» Records supplied:
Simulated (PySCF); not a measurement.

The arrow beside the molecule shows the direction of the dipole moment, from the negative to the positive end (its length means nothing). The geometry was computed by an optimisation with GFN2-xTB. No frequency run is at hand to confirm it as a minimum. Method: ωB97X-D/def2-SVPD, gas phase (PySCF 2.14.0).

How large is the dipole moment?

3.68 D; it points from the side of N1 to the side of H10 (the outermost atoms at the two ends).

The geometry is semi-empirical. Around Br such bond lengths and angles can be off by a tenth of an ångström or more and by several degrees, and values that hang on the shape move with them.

» Action item: Reproduce exactly, and only, the lines from the start of the entries through the one that contains "3.68 D; it points".

» Problem solution:
Simulated (PySCF); not a measurement.

The arrow beside the molecule shows the direction of the dipole moment, from the negative to the positive end (its length means nothing). The geometry was computed by an optimisation with GFN2-xTB. No frequency run is at hand to confirm it as a minimum. Method: ωB97X-D/def2-SVPD, gas phase (PySCF 2.14.0).

How large is the dipole moment?

3.68 D; it points from the side of N1 to the side of H10 (the outermost atoms at the two ends).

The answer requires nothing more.